Assigned task
Take the records below from their first line to the line with "3.7 | 0.77 |", and restate those lines word for word.

Segment Start: Material shown

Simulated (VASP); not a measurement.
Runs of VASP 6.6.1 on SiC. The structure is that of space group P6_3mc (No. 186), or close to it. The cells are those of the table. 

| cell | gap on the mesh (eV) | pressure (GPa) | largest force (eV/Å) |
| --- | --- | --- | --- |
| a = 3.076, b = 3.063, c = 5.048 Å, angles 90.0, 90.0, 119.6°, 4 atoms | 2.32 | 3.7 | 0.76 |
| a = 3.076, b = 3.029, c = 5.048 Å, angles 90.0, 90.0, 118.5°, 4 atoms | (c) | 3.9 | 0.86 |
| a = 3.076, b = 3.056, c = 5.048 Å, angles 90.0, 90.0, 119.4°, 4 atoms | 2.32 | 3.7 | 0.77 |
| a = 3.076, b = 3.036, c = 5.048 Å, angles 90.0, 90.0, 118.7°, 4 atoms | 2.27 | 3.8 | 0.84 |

Segment End: Material shown

Your solution
Simulated (VASP); not a measurement.
Runs of VASP 6.6.1 on SiC. The structure is that of space group P6_3mc (No. 186), or close to it. The cells are those of the table. 

| cell | gap on the mesh (eV) | pressure (GPa) | largest force (eV/Å) |
| --- | --- | --- | --- |
| a = 3.076, b = 3.063, c = 5.048 Å, angles 90.0, 90.0, 119.6°, 4 atoms | 2.32 | 3.7 | 0.76 |
| a = 3.076, b = 3.029, c = 5.048 Å, angles 90.0, 90.0, 118.5°, 4 atoms | (c) | 3.9 | 0.86 |
| a = 3.076, b = 3.056, c = 5.048 Å, angles 90.0, 90.0, 119.4°, 4 atoms | 2.32 | 3.7 | 0.77 |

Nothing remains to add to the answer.